ACTIVITY - Give back the listing word for word, from top to bottom.

DATASET EXCERPTS -
#####

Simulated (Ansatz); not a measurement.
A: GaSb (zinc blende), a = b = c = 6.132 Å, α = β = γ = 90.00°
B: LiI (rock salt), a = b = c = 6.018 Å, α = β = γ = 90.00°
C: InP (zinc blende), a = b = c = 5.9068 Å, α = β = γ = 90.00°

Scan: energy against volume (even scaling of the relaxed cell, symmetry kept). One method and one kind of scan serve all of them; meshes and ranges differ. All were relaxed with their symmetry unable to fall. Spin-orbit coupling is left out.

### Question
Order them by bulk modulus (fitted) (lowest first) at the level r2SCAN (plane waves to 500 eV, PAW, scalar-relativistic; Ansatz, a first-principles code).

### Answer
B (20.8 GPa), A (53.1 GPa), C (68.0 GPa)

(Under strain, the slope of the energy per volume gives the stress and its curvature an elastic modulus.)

#####

RESPONSE AREA -
Simulated (Ansatz); not a measurement.
A: GaSb (zinc blende), a = b = c = 6.132 Å, α = β = γ = 90.00°
B: LiI (rock salt), a = b = c = 6.018 Å, α = β = γ = 90.00°
C: InP (zinc blende), a = b = c = 5.9068 Å, α = β = γ = 90.00°

Scan: energy against volume (even scaling of the relaxed cell, symmetry kept). One method and one kind of scan serve all of them; meshes and ranges differ. All were relaxed with their symmetry unable to fall. Spin-orbit coupling is left out.

### Question
Order them by bulk modulus (fitted) (lowest first) at the level r2SCAN (plane waves to 500 eV, PAW, scalar-relativistic; Ansatz, a first-principles code).

### Answer
B (20.8 GPa), A (53.1 GPa), C (68.0 GPa)

(Under strain, the slope of the energy per volume gives the stress and its curvature an elastic modulus.)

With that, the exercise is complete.